#### [Exercise data]
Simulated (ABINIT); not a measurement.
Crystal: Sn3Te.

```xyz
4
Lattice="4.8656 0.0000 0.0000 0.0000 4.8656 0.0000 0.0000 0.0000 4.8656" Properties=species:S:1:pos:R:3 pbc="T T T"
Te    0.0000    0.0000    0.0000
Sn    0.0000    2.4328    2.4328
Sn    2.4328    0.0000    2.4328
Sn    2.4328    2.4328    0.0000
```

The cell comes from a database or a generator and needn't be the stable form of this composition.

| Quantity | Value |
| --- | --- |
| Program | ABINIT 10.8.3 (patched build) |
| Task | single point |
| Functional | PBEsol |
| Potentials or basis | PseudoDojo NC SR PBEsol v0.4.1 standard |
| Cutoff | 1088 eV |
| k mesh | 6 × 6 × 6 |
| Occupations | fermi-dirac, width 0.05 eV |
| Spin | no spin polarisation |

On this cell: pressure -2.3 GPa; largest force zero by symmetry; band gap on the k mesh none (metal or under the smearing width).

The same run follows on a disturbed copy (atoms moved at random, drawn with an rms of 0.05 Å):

#### [Work instruction]
Of the lines above, retype only those from the line containing "single point |" through the line containing "On this cell: pressure", including both, exactly.

#### [Exercise answer]
| Task | single point |
| Functional | PBEsol |
| Potentials or basis | PseudoDojo NC SR PBEsol v0.4.1 standard |
| Cutoff | 1088 eV |
| k mesh | 6 × 6 × 6 |
| Occupations | fermi-dirac, width 0.05 eV |
| Spin | no spin polarisation |

On this cell: pressure -2.3 GPa; largest force zero by symmetry; band gap on the k mesh none (metal or under the smearing width).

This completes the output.